> Dataset records
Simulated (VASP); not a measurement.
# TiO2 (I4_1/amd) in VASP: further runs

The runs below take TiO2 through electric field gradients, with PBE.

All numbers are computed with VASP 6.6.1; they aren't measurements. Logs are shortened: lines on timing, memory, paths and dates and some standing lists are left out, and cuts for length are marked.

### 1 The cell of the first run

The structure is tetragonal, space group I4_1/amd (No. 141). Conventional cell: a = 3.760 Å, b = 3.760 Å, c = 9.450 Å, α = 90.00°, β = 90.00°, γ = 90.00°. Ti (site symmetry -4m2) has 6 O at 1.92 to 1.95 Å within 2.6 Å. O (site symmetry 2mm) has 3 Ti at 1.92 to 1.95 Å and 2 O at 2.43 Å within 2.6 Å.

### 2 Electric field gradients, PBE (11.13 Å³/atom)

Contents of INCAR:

> Assigned task
Write out every line of the data again, exactly as it reads.

> Reply
Simulated (VASP); not a measurement.
# TiO2 (I4_1/amd) in VASP: further runs

The runs below take TiO2 through electric field gradients, with PBE.

All numbers are computed with VASP 6.6.1; they aren't measurements. Logs are shortened: lines on timing, memory, paths and dates and some standing lists are left out, and cuts for length are marked.

### 1 The cell of the first run

The structure is tetragonal, space group I4_1/amd (No. 141). Conventional cell: a = 3.760 Å, b = 3.760 Å, c = 9.450 Å, α = 90.00°, β = 90.00°, γ = 90.00°. Ti (site symmetry -4m2) has 6 O at 1.92 to 1.95 Å within 2.6 Å. O (site symmetry 2mm) has 3 Ti at 1.92 to 1.95 Å and 2 O at 2.43 Å within 2.6 Å.

### 2 Electric field gradients, PBE (11.13 Å³/atom)

Contents of INCAR:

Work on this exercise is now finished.